[BRIEF] Your reply should be the following data, copied exactly.

-- Opening Marker --

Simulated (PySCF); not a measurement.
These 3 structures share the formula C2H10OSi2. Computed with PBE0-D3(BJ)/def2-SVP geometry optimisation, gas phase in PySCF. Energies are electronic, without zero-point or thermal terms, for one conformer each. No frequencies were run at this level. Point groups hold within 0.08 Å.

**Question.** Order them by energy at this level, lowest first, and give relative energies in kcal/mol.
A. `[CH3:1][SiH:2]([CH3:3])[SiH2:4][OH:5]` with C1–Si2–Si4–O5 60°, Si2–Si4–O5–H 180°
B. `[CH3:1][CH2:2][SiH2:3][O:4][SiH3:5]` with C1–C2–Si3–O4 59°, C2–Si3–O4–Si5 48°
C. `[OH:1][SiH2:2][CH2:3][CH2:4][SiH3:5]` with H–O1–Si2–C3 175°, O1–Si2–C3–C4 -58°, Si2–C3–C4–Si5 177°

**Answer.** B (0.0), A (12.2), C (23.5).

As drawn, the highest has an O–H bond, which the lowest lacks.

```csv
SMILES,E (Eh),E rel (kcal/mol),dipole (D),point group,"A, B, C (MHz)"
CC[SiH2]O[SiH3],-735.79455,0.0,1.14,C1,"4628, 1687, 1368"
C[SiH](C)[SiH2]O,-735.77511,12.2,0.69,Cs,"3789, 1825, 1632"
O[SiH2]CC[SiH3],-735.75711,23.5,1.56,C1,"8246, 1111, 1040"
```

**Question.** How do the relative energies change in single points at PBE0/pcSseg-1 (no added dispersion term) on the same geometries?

-- Closing Marker --

[TASK OUTPUT]
Simulated (PySCF); not a measurement.
These 3 structures share the formula C2H10OSi2. Computed with PBE0-D3(BJ)/def2-SVP geometry optimisation, gas phase in PySCF. Energies are electronic, without zero-point or thermal terms, for one conformer each. No frequencies were run at this level. Point groups hold within 0.08 Å.

**Question.** Order them by energy at this level, lowest first, and give relative energies in kcal/mol.
A. `[CH3:1][SiH:2]([CH3:3])[SiH2:4][OH:5]` with C1–Si2–Si4–O5 60°, Si2–Si4–O5–H 180°
B. `[CH3:1][CH2:2][SiH2:3][O:4][SiH3:5]` with C1–C2–Si3–O4 59°, C2–Si3–O4–Si5 48°
C. `[OH:1][SiH2:2][CH2:3][CH2:4][SiH3:5]` with H–O1–Si2–C3 175°, O1–Si2–C3–C4 -58°, Si2–C3–C4–Si5 177°

**Answer.** B (0.0), A (12.2), C (23.5).

As drawn, the highest has an O–H bond, which the lowest lacks.

```csv
SMILES,E (Eh),E rel (kcal/mol),dipole (D),point group,"A, B, C (MHz)"
CC[SiH2]O[SiH3],-735.79455,0.0,1.14,C1,"4628, 1687, 1368"
C[SiH](C)[SiH2]O,-735.77511,12.2,0.69,Cs,"3789, 1825, 1632"
O[SiH2]CC[SiH3],-735.75711,23.5,1.56,C1,"8246, 1111, 1040"
```

**Question.** How do the relative energies change in single points at PBE0/pcSseg-1 (no added dispersion term) on the same geometries?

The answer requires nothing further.